··· Data extract ···

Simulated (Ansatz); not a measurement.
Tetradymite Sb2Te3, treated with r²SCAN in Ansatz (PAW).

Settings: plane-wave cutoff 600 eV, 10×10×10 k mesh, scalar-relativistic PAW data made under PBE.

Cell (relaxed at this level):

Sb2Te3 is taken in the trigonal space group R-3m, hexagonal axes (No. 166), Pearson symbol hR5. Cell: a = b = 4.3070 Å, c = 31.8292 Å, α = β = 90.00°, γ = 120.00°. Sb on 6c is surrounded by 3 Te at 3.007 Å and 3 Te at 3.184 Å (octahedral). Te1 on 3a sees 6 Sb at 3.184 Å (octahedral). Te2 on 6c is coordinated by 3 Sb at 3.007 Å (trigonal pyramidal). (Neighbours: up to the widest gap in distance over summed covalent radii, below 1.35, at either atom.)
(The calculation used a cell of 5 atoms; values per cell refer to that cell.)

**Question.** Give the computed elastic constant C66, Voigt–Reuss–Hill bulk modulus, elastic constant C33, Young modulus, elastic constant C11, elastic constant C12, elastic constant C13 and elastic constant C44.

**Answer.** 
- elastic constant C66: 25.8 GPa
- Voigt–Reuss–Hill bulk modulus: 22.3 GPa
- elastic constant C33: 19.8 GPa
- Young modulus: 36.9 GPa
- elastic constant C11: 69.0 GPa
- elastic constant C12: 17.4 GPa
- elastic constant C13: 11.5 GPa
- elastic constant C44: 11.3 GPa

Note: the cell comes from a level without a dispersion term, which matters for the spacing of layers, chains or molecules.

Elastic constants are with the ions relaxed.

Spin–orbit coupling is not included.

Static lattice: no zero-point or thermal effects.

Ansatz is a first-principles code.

···

Work instruction -
Where the line with "Static lattice: no" ends, your copy should end too; please return exactly the lines from the first line of the data through it.

Answer area -
Simulated (Ansatz); not a measurement.
Tetradymite Sb2Te3, treated with r²SCAN in Ansatz (PAW).

Settings: plane-wave cutoff 600 eV, 10×10×10 k mesh, scalar-relativistic PAW data made under PBE.

Cell (relaxed at this level):

Sb2Te3 is taken in the trigonal space group R-3m, hexagonal axes (No. 166), Pearson symbol hR5. Cell: a = b = 4.3070 Å, c = 31.8292 Å, α = β = 90.00°, γ = 120.00°. Sb on 6c is surrounded by 3 Te at 3.007 Å and 3 Te at 3.184 Å (octahedral). Te1 on 3a sees 6 Sb at 3.184 Å (octahedral). Te2 on 6c is coordinated by 3 Sb at 3.007 Å (trigonal pyramidal). (Neighbours: up to the widest gap in distance over summed covalent radii, below 1.35, at either atom.)
(The calculation used a cell of 5 atoms; values per cell refer to that cell.)

**Question.** Give the computed elastic constant C66, Voigt–Reuss–Hill bulk modulus, elastic constant C33, Young modulus, elastic constant C11, elastic constant C12, elastic constant C13 and elastic constant C44.

**Answer.** 
- elastic constant C66: 25.8 GPa
- Voigt–Reuss–Hill bulk modulus: 22.3 GPa
- elastic constant C33: 19.8 GPa
- Young modulus: 36.9 GPa
- elastic constant C11: 69.0 GPa
- elastic constant C12: 17.4 GPa
- elastic constant C13: 11.5 GPa
- elastic constant C44: 11.3 GPa

Note: the cell comes from a level without a dispersion term, which matters for the spacing of layers, chains or molecules.

Elastic constants are with the ions relaxed.

Spin–orbit coupling is not included.

Static lattice: no zero-point or thermal effects.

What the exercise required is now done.